SUPPLIED RECORDS:
--------

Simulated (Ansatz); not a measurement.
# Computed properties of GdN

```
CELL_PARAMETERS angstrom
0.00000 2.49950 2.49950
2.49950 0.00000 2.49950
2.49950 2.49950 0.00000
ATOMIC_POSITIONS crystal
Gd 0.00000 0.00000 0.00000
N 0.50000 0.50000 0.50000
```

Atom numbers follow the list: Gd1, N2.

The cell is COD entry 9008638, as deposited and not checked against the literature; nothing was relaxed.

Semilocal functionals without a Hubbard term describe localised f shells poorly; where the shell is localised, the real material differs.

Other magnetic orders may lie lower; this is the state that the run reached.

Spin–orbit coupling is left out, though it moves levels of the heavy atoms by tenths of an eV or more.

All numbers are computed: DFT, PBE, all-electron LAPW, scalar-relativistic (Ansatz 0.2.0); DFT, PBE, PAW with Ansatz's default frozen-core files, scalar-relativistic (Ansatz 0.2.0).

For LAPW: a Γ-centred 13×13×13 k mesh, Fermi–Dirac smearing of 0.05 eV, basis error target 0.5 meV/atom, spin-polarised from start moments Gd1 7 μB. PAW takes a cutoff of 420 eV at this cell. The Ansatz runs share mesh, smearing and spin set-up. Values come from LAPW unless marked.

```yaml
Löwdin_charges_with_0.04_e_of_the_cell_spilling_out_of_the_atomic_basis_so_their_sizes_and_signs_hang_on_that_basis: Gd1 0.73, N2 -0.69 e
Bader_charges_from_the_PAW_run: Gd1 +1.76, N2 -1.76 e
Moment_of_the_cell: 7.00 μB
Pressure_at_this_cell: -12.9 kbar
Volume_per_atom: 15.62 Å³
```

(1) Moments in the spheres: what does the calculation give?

--------

The full listing above is to be transcribed exactly.

Simulated (Ansatz); not a measurement.
# Computed properties of GdN

```
CELL_PARAMETERS angstrom
0.00000 2.49950 2.49950
2.49950 0.00000 2.49950
2.49950 2.49950 0.00000
ATOMIC_POSITIONS crystal
Gd 0.00000 0.00000 0.00000
N 0.50000 0.50000 0.50000
```

Atom numbers follow the list: Gd1, N2.

The cell is COD entry 9008638, as deposited and not checked against the literature; nothing was relaxed.

Semilocal functionals without a Hubbard term describe localised f shells poorly; where the shell is localised, the real material differs.

Other magnetic orders may lie lower; this is the state that the run reached.

Spin–orbit coupling is left out, though it moves levels of the heavy atoms by tenths of an eV or more.

All numbers are computed: DFT, PBE, all-electron LAPW, scalar-relativistic (Ansatz 0.2.0); DFT, PBE, PAW with Ansatz's default frozen-core files, scalar-relativistic (Ansatz 0.2.0).

For LAPW: a Γ-centred 13×13×13 k mesh, Fermi–Dirac smearing of 0.05 eV, basis error target 0.5 meV/atom, spin-polarised from start moments Gd1 7 μB. PAW takes a cutoff of 420 eV at this cell. The Ansatz runs share mesh, smearing and spin set-up. Values come from LAPW unless marked.

```yaml
Löwdin_charges_with_0.04_e_of_the_cell_spilling_out_of_the_atomic_basis_so_their_sizes_and_signs_hang_on_that_basis: Gd1 0.73, N2 -0.69 e
Bader_charges_from_the_PAW_run: Gd1 +1.76, N2 -1.76 e
Moment_of_the_cell: 7.00 μB
Pressure_at_this_cell: -12.9 kbar
Volume_per_atom: 15.62 Å³
```

(1) Moments in the spheres: what does the calculation give?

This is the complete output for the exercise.